* ACTIVITY: Reproduce exactly the opening lines of the listing, stopping after the line that contains "B. functional from PBEsol to r2SCAN" and including it.

* SUPPLIED INFORMATION:
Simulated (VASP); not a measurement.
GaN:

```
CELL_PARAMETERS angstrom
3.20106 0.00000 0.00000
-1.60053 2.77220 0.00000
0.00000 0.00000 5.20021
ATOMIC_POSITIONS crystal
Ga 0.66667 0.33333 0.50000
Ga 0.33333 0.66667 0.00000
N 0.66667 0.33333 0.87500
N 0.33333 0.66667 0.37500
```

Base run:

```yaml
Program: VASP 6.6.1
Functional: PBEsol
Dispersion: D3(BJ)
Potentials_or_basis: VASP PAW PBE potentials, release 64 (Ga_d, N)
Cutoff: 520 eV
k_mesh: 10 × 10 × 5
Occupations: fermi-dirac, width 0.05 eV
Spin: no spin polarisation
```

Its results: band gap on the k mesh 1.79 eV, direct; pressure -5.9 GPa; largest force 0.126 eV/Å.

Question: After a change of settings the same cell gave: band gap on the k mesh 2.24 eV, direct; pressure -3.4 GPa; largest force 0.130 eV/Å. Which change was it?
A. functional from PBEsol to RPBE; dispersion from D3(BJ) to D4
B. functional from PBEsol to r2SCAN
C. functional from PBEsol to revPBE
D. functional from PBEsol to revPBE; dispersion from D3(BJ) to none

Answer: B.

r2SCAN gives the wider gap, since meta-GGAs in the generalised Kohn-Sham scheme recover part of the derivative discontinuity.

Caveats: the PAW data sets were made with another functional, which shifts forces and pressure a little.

* EXERCISE RESULT:
Simulated (VASP); not a measurement.
GaN:

```
CELL_PARAMETERS angstrom
3.20106 0.00000 0.00000
-1.60053 2.77220 0.00000
0.00000 0.00000 5.20021
ATOMIC_POSITIONS crystal
Ga 0.66667 0.33333 0.50000
Ga 0.33333 0.66667 0.00000
N 0.66667 0.33333 0.87500
N 0.33333 0.66667 0.37500
```

Base run:

```yaml
Program: VASP 6.6.1
Functional: PBEsol
Dispersion: D3(BJ)
Potentials_or_basis: VASP PAW PBE potentials, release 64 (Ga_d, N)
Cutoff: 520 eV
k_mesh: 10 × 10 × 5
Occupations: fermi-dirac, width 0.05 eV
Spin: no spin polarisation
```

Its results: band gap on the k mesh 1.79 eV, direct; pressure -5.9 GPa; largest force 0.126 eV/Å.

Question: After a change of settings the same cell gave: band gap on the k mesh 2.24 eV, direct; pressure -3.4 GPa; largest force 0.130 eV/Å. Which change was it?
A. functional from PBEsol to RPBE; dispersion from D3(BJ) to D4
B. functional from PBEsol to r2SCAN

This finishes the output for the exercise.